SOURCE INFORMATION
BEGIN

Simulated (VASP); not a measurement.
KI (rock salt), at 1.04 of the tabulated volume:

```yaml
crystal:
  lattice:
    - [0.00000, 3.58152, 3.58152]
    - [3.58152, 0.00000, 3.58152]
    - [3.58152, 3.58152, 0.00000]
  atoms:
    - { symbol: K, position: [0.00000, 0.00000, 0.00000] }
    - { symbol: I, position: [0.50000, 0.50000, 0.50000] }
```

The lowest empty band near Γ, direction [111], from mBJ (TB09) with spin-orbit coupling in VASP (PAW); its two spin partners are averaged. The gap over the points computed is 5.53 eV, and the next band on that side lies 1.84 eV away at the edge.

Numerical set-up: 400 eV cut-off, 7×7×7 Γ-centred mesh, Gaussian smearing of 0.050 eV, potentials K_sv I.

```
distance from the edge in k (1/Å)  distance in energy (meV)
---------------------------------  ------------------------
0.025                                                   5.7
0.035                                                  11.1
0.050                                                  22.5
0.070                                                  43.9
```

END

TASK ITEM
Up to and including the line with "The lowest empty", print every line of the records from the start.

TASK RESPONSE
Simulated (VASP); not a measurement.
KI (rock salt), at 1.04 of the tabulated volume:

```yaml
crystal:
  lattice:
    - [0.00000, 3.58152, 3.58152]
    - [3.58152, 0.00000, 3.58152]
    - [3.58152, 3.58152, 0.00000]
  atoms:
    - { symbol: K, position: [0.00000, 0.00000, 0.00000] }
    - { symbol: I, position: [0.50000, 0.50000, 0.50000] }
```

The lowest empty band near Γ, direction [111], from mBJ (TB09) with spin-orbit coupling in VASP (PAW); its two spin partners are averaged. The gap over the points computed is 5.53 eV, and the next band on that side lies 1.84 eV away at the edge.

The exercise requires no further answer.